++++++++

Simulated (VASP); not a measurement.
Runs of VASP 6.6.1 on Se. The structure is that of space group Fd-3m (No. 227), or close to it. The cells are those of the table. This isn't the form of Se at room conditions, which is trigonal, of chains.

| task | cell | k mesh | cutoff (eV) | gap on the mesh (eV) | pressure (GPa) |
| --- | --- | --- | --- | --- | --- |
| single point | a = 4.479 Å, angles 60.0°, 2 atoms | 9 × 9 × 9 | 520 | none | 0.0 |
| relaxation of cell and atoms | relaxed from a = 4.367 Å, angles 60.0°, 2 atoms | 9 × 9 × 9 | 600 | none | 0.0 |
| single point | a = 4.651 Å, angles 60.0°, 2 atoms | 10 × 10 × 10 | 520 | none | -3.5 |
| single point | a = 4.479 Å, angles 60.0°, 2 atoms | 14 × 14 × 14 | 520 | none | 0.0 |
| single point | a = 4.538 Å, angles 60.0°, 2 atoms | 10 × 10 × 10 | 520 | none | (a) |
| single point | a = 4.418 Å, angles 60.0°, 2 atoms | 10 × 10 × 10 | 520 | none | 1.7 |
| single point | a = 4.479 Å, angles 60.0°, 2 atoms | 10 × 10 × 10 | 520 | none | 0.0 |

++++++++

→ **Task item**
Up to and including the line containing "none | 1.7 |", please write out the listing exactly, starting from its first line.

→ **Answer box**
Simulated (VASP); not a measurement.
Runs of VASP 6.6.1 on Se. The structure is that of space group Fd-3m (No. 227), or close to it. The cells are those of the table. This isn't the form of Se at room conditions, which is trigonal, of chains.

| task | cell | k mesh | cutoff (eV) | gap on the mesh (eV) | pressure (GPa) |
| --- | --- | --- | --- | --- | --- |
| single point | a = 4.479 Å, angles 60.0°, 2 atoms | 9 × 9 × 9 | 520 | none | 0.0 |
| relaxation of cell and atoms | relaxed from a = 4.367 Å, angles 60.0°, 2 atoms | 9 × 9 × 9 | 600 | none | 0.0 |
| single point | a = 4.651 Å, angles 60.0°, 2 atoms | 10 × 10 × 10 | 520 | none | -3.5 |
| single point | a = 4.479 Å, angles 60.0°, 2 atoms | 14 × 14 × 14 | 520 | none | 0.0 |
| single point | a = 4.538 Å, angles 60.0°, 2 atoms | 10 × 10 × 10 | 520 | none | (a) |
| single point | a = 4.418 Å, angles 60.0°, 2 atoms | 10 × 10 × 10 | 520 | none | 1.7 |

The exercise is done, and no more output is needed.